# Brief
When you respond, write out each entry exactly as it stands.

━━ Study material

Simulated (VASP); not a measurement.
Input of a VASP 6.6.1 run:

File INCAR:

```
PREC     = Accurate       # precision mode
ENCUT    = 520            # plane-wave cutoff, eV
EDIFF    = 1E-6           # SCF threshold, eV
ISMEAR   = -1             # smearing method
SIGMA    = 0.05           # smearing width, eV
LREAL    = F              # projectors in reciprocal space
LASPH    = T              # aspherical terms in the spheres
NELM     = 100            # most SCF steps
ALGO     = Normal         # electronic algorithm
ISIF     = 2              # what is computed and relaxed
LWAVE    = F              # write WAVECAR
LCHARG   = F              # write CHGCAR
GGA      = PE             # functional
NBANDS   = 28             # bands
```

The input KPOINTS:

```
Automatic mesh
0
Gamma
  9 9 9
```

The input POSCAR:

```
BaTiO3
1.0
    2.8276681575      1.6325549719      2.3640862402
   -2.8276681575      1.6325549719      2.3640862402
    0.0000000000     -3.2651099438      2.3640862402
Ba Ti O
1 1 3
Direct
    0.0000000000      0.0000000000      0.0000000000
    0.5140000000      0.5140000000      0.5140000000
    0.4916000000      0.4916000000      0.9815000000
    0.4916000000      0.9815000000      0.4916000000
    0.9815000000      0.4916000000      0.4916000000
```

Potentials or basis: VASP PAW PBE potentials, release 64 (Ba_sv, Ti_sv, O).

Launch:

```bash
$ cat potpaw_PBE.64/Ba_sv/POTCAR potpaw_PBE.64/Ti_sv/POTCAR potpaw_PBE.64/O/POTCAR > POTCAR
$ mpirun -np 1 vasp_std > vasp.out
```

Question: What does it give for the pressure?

━━━━

# Reply
Simulated (VASP); not a measurement.
Input of a VASP 6.6.1 run:

File INCAR:

```
PREC     = Accurate       # precision mode
ENCUT    = 520            # plane-wave cutoff, eV
EDIFF    = 1E-6           # SCF threshold, eV
ISMEAR   = -1             # smearing method
SIGMA    = 0.05           # smearing width, eV
LREAL    = F              # projectors in reciprocal space
LASPH    = T              # aspherical terms in the spheres
NELM     = 100            # most SCF steps
ALGO     = Normal         # electronic algorithm
ISIF     = 2              # what is computed and relaxed
LWAVE    = F              # write WAVECAR
LCHARG   = F              # write CHGCAR
GGA      = PE             # functional
NBANDS   = 28             # bands
```

The input KPOINTS:

```
Automatic mesh
0
Gamma
  9 9 9
```

The input POSCAR:

```
BaTiO3
1.0
    2.8276681575      1.6325549719      2.3640862402
   -2.8276681575      1.6325549719      2.3640862402
    0.0000000000     -3.2651099438      2.3640862402
Ba Ti O
1 1 3
Direct
    0.0000000000      0.0000000000      0.0000000000
    0.5140000000      0.5140000000      0.5140000000
    0.4916000000      0.4916000000      0.9815000000
    0.4916000000      0.9815000000      0.4916000000
    0.9815000000      0.4916000000      0.4916000000
```

Potentials or basis: VASP PAW PBE potentials, release 64 (Ba_sv, Ti_sv, O).

Launch:

```bash
$ cat potpaw_PBE.64/Ba_sv/POTCAR potpaw_PBE.64/Ti_sv/POTCAR potpaw_PBE.64/O/POTCAR > POTCAR
$ mpirun -np 1 vasp_std > vasp.out
```

Question: What does it give for the pressure?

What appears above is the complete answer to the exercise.